EXERCISE:
Give back an exact copy of the lines below, from the first through the line with "The molecule is in vacuum."; please stop there.

• • •
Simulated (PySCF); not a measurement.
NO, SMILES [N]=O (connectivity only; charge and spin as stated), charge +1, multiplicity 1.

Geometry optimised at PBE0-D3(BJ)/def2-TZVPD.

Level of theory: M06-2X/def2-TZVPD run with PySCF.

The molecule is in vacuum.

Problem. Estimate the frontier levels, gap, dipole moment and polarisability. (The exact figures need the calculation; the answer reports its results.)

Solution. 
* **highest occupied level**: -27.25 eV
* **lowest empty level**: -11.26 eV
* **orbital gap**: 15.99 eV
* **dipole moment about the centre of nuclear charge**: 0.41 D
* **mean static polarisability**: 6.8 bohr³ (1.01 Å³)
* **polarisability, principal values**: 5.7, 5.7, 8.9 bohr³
• • •

RESPONSE BOX:
Simulated (PySCF); not a measurement.
NO, SMILES [N]=O (connectivity only; charge and spin as stated), charge +1, multiplicity 1.

Geometry optimised at PBE0-D3(BJ)/def2-TZVPD.

Level of theory: M06-2X/def2-TZVPD run with PySCF.

The molecule is in vacuum.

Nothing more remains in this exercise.